• ACTION ITEM: Start at the first line of the material. Repeat each line exactly through the one containing "0.008 | -0.0017 |", then stop.

^^^^^^^^
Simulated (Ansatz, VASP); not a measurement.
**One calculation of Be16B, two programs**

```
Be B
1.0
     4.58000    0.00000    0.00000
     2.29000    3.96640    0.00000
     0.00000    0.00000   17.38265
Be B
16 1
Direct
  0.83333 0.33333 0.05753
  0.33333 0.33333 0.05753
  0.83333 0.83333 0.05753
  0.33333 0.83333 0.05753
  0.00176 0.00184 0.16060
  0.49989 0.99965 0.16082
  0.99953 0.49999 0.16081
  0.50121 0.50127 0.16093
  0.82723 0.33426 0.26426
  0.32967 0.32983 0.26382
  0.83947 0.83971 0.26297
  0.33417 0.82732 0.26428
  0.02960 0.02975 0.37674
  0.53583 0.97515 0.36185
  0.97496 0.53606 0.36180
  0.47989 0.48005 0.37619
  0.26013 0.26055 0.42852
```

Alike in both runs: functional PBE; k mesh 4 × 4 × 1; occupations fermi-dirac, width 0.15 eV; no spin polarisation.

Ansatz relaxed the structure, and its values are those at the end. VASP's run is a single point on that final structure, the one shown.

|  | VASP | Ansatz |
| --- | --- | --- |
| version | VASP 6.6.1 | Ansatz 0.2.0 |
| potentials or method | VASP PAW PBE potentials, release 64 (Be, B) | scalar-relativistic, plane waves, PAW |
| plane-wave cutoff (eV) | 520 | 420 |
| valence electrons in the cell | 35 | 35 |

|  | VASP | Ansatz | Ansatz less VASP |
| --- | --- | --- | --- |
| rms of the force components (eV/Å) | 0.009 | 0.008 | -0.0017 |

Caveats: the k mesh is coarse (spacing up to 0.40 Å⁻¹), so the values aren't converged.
^^^^^^^^

• YOUR RESPONSE:
Simulated (Ansatz, VASP); not a measurement.
**One calculation of Be16B, two programs**

```
Be B
1.0
     4.58000    0.00000    0.00000
     2.29000    3.96640    0.00000
     0.00000    0.00000   17.38265
Be B
16 1
Direct
  0.83333 0.33333 0.05753
  0.33333 0.33333 0.05753
  0.83333 0.83333 0.05753
  0.33333 0.83333 0.05753
  0.00176 0.00184 0.16060
  0.49989 0.99965 0.16082
  0.99953 0.49999 0.16081
  0.50121 0.50127 0.16093
  0.82723 0.33426 0.26426
  0.32967 0.32983 0.26382
  0.83947 0.83971 0.26297
  0.33417 0.82732 0.26428
  0.02960 0.02975 0.37674
  0.53583 0.97515 0.36185
  0.97496 0.53606 0.36180
  0.47989 0.48005 0.37619
  0.26013 0.26055 0.42852
```

Alike in both runs: functional PBE; k mesh 4 × 4 × 1; occupations fermi-dirac, width 0.15 eV; no spin polarisation.

Ansatz relaxed the structure, and its values are those at the end. VASP's run is a single point on that final structure, the one shown.

|  | VASP | Ansatz |
| --- | --- | --- |
| version | VASP 6.6.1 | Ansatz 0.2.0 |
| potentials or method | VASP PAW PBE potentials, release 64 (Be, B) | scalar-relativistic, plane waves, PAW |
| plane-wave cutoff (eV) | 520 | 420 |
| valence electrons in the cell | 35 | 35 |

|  | VASP | Ansatz | Ansatz less VASP |
| --- | --- | --- | --- |
| rms of the force components (eV/Å) | 0.009 | 0.008 | -0.0017 |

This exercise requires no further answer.